Top of RECORDED DATA

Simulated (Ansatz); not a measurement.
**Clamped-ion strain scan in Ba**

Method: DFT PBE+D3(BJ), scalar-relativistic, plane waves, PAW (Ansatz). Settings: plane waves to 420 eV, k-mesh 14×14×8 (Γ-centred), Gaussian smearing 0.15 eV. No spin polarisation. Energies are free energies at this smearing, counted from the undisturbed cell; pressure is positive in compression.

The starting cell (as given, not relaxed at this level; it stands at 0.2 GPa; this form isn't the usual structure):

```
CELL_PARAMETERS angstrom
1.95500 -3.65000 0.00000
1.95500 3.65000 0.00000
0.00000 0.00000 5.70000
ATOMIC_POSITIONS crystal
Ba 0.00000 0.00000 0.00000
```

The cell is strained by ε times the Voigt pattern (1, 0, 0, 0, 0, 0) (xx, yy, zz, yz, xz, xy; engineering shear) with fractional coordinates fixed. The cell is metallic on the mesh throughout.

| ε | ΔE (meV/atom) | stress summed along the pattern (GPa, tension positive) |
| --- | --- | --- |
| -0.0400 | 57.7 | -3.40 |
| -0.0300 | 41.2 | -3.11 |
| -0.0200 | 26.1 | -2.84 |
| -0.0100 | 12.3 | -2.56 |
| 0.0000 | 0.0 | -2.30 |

Bottom of RECORDED DATA

§ **ACTION ITEM**
Reproduce word for word the material above, beginning with the line that contains "57.7 | -3.40 |" and ending with the line that contains "12.3 | -2.56 |".

§ **PROBLEM SOLUTION**
| -0.0400 | 57.7 | -3.40 |
| -0.0300 | 41.2 | -3.11 |
| -0.0200 | 26.1 | -2.84 |
| -0.0100 | 12.3 | -2.56 |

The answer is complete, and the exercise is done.